Work task:
Among the lines of data below, reproduce only those from the one with "60; ISIF = 4 |" through the one with "5.30 | 6.19 |", exactly as they stand, both ends included.

-*-

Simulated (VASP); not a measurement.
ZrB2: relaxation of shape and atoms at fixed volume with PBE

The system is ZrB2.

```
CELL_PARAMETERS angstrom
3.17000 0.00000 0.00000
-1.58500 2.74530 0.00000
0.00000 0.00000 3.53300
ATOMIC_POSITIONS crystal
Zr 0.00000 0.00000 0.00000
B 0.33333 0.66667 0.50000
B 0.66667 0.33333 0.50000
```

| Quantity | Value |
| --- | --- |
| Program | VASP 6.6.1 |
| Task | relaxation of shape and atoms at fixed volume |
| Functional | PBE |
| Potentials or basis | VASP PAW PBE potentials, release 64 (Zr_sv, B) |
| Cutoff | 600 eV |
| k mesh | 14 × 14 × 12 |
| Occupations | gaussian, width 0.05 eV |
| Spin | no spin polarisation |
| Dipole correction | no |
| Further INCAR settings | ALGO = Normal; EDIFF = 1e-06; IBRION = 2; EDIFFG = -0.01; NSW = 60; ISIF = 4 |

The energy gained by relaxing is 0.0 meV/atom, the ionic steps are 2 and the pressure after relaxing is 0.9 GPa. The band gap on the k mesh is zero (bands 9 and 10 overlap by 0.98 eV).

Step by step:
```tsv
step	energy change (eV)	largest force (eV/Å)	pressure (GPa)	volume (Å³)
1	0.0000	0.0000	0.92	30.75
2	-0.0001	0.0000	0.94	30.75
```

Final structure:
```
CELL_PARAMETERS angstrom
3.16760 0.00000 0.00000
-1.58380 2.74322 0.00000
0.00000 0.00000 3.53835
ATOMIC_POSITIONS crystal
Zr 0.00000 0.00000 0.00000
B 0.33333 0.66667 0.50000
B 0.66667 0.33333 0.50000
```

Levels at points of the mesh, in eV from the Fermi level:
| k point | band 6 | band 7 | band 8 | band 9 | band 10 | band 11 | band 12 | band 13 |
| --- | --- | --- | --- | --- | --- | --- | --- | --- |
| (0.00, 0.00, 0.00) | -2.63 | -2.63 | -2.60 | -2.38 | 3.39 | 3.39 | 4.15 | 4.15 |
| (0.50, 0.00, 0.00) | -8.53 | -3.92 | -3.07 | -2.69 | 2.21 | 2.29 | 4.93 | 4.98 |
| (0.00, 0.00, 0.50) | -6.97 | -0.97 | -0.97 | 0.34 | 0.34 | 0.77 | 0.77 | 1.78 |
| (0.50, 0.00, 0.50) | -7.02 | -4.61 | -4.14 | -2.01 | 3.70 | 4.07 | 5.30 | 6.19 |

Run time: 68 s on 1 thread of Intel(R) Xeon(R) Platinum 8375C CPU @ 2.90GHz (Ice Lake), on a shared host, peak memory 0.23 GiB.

-*-

Answer section:
| Further INCAR settings | ALGO = Normal; EDIFF = 1e-06; IBRION = 2; EDIFFG = -0.01; NSW = 60; ISIF = 4 |

The energy gained by relaxing is 0.0 meV/atom, the ionic steps are 2 and the pressure after relaxing is 0.9 GPa. The band gap on the k mesh is zero (bands 9 and 10 overlap by 0.98 eV).

Step by step:
```tsv
step	energy change (eV)	largest force (eV/Å)	pressure (GPa)	volume (Å³)
1	0.0000	0.0000	0.92	30.75
2	-0.0001	0.0000	0.94	30.75
```

Final structure:
```
CELL_PARAMETERS angstrom
3.16760 0.00000 0.00000
-1.58380 2.74322 0.00000
0.00000 0.00000 3.53835
ATOMIC_POSITIONS crystal
Zr 0.00000 0.00000 0.00000
B 0.33333 0.66667 0.50000
B 0.66667 0.33333 0.50000
```

Levels at points of the mesh, in eV from the Fermi level:
| k point | band 6 | band 7 | band 8 | band 9 | band 10 | band 11 | band 12 | band 13 |
| --- | --- | --- | --- | --- | --- | --- | --- | --- |
| (0.00, 0.00, 0.00) | -2.63 | -2.63 | -2.60 | -2.38 | 3.39 | 3.39 | 4.15 | 4.15 |
| (0.50, 0.00, 0.00) | -8.53 | -3.92 | -3.07 | -2.69 | 2.21 | 2.29 | 4.93 | 4.98 |
| (0.00, 0.00, 0.50) | -6.97 | -0.97 | -0.97 | 0.34 | 0.34 | 0.77 | 0.77 | 1.78 |
| (0.50, 0.00, 0.50) | -7.02 | -4.61 | -4.14 | -2.01 | 3.70 | 4.07 | 5.30 | 6.19 |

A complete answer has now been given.